§ AVAILABLE DATA
- - -

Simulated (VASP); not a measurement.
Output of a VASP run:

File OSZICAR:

- - -

§ WORK TASK
Restate the material above exactly, leaving nothing out.

§ ANSWER BOX
Simulated (VASP); not a measurement.
Output of a VASP run:

File OSZICAR:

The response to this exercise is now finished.